[[ EXTRACTED RECORDS open ]]

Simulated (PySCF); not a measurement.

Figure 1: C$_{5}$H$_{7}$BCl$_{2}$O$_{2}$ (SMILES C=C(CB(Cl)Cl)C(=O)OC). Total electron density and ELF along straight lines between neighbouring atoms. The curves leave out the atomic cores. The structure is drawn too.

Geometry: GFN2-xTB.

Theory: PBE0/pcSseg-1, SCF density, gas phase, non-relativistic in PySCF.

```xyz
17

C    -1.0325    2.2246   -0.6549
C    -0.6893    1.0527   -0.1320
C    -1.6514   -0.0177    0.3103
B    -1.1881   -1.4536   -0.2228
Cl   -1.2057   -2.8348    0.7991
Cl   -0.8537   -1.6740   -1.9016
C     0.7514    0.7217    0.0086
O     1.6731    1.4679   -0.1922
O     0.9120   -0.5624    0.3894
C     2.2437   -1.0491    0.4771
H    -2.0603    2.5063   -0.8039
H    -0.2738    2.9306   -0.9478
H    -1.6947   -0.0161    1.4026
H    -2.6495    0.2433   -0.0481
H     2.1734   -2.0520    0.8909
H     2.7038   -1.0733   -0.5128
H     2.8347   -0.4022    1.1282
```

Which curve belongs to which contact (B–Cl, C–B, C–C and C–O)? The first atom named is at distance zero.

[[ EXTRACTED RECORDS closed ]]

WORK ITEM:
Each line of the records above must be copied exactly.

WRITTEN ANSWER:
Simulated (PySCF); not a measurement.

Figure 1: C$_{5}$H$_{7}$BCl$_{2}$O$_{2}$ (SMILES C=C(CB(Cl)Cl)C(=O)OC). Total electron density and ELF along straight lines between neighbouring atoms. The curves leave out the atomic cores. The structure is drawn too.

Geometry: GFN2-xTB.

Theory: PBE0/pcSseg-1, SCF density, gas phase, non-relativistic in PySCF.

```xyz
17

C    -1.0325    2.2246   -0.6549
C    -0.6893    1.0527   -0.1320
C    -1.6514   -0.0177    0.3103
B    -1.1881   -1.4536   -0.2228
Cl   -1.2057   -2.8348    0.7991
Cl   -0.8537   -1.6740   -1.9016
C     0.7514    0.7217    0.0086
O     1.6731    1.4679   -0.1922
O     0.9120   -0.5624    0.3894
C     2.2437   -1.0491    0.4771
H    -2.0603    2.5063   -0.8039
H    -0.2738    2.9306   -0.9478
H    -1.6947   -0.0161    1.4026
H    -2.6495    0.2433   -0.0481
H     2.1734   -2.0520    0.8909
H     2.7038   -1.0733   -0.5128
H     2.8347   -0.4022    1.1282
```

Which curve belongs to which contact (B–Cl, C–B, C–C and C–O)? The first atom named is at distance zero.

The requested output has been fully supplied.